◆ Task item: Transcribe exactly the lines that fall between the one holding "Supercell of 16" and the one holding "Spin-orbit coupling is", inclusive, from the entries below.

▬▬▬▬▬▬▬▬▬▬

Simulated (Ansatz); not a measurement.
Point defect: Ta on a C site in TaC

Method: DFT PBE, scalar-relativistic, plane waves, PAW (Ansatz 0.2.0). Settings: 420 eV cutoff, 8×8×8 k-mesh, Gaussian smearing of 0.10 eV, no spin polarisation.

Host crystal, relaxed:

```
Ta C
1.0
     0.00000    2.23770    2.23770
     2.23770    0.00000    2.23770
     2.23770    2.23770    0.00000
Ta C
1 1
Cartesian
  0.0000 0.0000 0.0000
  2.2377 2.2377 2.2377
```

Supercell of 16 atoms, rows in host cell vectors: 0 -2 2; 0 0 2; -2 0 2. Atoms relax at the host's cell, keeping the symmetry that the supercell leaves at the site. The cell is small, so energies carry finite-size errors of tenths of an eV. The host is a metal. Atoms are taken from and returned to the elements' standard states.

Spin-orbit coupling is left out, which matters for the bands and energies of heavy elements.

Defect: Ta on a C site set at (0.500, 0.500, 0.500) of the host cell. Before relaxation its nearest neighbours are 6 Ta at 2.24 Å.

▬▬▬▬▬▬▬▬▬▬

◆ Response area:
Supercell of 16 atoms, rows in host cell vectors: 0 -2 2; 0 0 2; -2 0 2. Atoms relax at the host's cell, keeping the symmetry that the supercell leaves at the site. The cell is small, so energies carry finite-size errors of tenths of an eV. The host is a metal. Atoms are taken from and returned to the elements' standard states.

Spin-orbit coupling is left out, which matters for the bands and energies of heavy elements.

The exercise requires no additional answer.